Dataset records:
Start of Block
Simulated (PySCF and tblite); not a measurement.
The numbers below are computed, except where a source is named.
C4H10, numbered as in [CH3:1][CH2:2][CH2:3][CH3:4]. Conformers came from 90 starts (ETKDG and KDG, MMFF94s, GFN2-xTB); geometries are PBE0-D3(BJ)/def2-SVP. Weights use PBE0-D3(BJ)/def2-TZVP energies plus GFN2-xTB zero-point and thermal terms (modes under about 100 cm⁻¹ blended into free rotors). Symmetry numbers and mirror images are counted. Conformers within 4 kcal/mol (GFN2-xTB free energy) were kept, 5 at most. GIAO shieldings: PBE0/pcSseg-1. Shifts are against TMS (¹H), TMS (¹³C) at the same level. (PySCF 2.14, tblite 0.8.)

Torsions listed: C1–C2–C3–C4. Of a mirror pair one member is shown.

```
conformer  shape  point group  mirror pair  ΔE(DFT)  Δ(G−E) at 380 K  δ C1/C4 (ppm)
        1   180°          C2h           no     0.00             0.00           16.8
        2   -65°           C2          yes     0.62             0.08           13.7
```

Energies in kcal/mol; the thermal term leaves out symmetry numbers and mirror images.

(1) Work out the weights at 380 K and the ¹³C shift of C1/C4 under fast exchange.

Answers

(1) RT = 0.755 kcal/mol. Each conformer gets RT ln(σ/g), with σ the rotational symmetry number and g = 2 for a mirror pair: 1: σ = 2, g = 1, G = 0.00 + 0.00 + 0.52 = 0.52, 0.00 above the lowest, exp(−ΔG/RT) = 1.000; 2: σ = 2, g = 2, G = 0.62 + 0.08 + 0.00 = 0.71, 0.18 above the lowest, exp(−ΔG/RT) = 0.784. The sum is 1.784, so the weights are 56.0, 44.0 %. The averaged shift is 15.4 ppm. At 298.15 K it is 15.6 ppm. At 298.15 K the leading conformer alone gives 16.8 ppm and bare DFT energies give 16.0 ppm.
End of Block

Activity:
Given the records above, restate word for word only the lines starting at the one with "The numbers below" and ending at the one with "Energies in kcal/mol;".

Answer section:
The numbers below are computed, except where a source is named.
C4H10, numbered as in [CH3:1][CH2:2][CH2:3][CH3:4]. Conformers came from 90 starts (ETKDG and KDG, MMFF94s, GFN2-xTB); geometries are PBE0-D3(BJ)/def2-SVP. Weights use PBE0-D3(BJ)/def2-TZVP energies plus GFN2-xTB zero-point and thermal terms (modes under about 100 cm⁻¹ blended into free rotors). Symmetry numbers and mirror images are counted. Conformers within 4 kcal/mol (GFN2-xTB free energy) were kept, 5 at most. GIAO shieldings: PBE0/pcSseg-1. Shifts are against TMS (¹H), TMS (¹³C) at the same level. (PySCF 2.14, tblite 0.8.)

Torsions listed: C1–C2–C3–C4. Of a mirror pair one member is shown.

```
conformer  shape  point group  mirror pair  ΔE(DFT)  Δ(G−E) at 380 K  δ C1/C4 (ppm)
        1   180°          C2h           no     0.00             0.00           16.8
        2   -65°           C2          yes     0.62             0.08           13.7
```

Energies in kcal/mol; the thermal term leaves out symmetry numbers and mirror images.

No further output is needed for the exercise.